--------------------------------------------------

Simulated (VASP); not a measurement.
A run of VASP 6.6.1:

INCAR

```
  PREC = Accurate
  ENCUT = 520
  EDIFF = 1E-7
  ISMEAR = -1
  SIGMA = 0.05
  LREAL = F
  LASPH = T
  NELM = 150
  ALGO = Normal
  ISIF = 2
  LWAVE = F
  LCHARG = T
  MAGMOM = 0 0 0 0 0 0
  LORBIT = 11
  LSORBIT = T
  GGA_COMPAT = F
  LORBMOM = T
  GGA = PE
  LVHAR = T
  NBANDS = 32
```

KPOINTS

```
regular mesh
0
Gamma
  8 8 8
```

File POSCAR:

--------------------------------------------------

= REQUIRED ACTION =
Take the records above and write each one out again exactly.

= ANSWER AREA =
Simulated (VASP); not a measurement.
A run of VASP 6.6.1:

INCAR

```
  PREC = Accurate
  ENCUT = 520
  EDIFF = 1E-7
  ISMEAR = -1
  SIGMA = 0.05
  LREAL = F
  LASPH = T
  NELM = 150
  ALGO = Normal
  ISIF = 2
  LWAVE = F
  LCHARG = T
  MAGMOM = 0 0 0 0 0 0
  LORBIT = 11
  LSORBIT = T
  GGA_COMPAT = F
  LORBMOM = T
  GGA = PE
  LVHAR = T
  NBANDS = 32
```

KPOINTS

```
regular mesh
0
Gamma
  8 8 8
```

File POSCAR:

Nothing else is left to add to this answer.